● **Assigned task**:
Up to and including the line with "Aim: the relaxation", return every line from the start of the entries below exactly.

*** Begin section ***

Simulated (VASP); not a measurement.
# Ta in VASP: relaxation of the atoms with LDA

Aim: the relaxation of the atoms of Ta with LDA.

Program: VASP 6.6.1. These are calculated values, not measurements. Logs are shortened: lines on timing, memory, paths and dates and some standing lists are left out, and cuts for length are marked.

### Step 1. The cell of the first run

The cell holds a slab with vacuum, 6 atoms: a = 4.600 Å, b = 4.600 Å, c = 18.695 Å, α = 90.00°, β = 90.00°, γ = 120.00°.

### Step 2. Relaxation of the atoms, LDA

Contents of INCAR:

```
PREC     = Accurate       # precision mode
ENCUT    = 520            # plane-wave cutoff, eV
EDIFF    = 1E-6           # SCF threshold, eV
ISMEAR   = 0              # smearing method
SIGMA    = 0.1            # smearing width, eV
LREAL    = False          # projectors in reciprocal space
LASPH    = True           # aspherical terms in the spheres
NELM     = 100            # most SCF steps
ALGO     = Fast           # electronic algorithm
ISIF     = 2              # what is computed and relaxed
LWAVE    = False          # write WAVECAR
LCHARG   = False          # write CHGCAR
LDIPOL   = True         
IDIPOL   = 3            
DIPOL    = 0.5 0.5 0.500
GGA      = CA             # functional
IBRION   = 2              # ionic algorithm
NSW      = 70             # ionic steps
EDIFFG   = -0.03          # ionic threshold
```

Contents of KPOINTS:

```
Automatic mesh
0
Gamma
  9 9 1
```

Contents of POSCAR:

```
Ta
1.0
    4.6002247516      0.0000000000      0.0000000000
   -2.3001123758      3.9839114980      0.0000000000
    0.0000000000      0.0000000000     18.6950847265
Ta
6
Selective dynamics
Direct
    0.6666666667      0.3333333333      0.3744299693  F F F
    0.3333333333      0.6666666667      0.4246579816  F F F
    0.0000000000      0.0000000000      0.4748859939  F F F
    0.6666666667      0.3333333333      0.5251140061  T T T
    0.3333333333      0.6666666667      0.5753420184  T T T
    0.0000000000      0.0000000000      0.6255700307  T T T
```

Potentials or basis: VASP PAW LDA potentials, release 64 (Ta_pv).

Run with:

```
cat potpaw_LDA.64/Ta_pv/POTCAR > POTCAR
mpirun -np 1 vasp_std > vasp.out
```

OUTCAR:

*** End section ***

● **Exercise answer**:
Simulated (VASP); not a measurement.
# Ta in VASP: relaxation of the atoms with LDA

Aim: the relaxation of the atoms of Ta with LDA.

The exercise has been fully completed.